ASSIGNMENT
Here the job is to return only the lines of the material, exactly, from the first one to the line with "M | 0.68 eV |".

────────────────────────────────────────

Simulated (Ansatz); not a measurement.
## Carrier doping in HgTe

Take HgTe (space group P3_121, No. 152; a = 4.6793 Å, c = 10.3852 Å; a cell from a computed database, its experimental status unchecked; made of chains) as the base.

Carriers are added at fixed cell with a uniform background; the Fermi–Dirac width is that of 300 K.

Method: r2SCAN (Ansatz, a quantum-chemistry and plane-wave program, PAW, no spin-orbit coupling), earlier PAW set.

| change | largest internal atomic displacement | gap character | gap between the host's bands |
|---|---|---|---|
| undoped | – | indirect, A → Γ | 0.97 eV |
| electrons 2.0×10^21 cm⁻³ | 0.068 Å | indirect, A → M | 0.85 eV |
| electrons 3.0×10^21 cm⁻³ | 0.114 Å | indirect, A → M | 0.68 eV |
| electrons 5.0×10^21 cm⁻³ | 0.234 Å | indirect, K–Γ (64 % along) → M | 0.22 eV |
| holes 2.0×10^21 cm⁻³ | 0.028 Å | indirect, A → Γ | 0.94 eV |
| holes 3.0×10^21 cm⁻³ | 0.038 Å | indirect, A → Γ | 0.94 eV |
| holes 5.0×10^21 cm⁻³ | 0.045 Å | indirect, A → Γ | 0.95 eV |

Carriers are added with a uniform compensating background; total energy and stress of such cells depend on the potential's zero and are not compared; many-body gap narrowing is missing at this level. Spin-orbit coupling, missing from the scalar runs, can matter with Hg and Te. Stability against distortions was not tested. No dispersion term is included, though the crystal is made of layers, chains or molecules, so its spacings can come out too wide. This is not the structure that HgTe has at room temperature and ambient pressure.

────────────────────────────────────────

WRITTEN REPLY
Simulated (Ansatz); not a measurement.
## Carrier doping in HgTe

Take HgTe (space group P3_121, No. 152; a = 4.6793 Å, c = 10.3852 Å; a cell from a computed database, its experimental status unchecked; made of chains) as the base.

Carriers are added at fixed cell with a uniform background; the Fermi–Dirac width is that of 300 K.

Method: r2SCAN (Ansatz, a quantum-chemistry and plane-wave program, PAW, no spin-orbit coupling), earlier PAW set.

| change | largest internal atomic displacement | gap character | gap between the host's bands |
|---|---|---|---|
| undoped | – | indirect, A → Γ | 0.97 eV |
| electrons 2.0×10^21 cm⁻³ | 0.068 Å | indirect, A → M | 0.85 eV |
| electrons 3.0×10^21 cm⁻³ | 0.114 Å | indirect, A → M | 0.68 eV |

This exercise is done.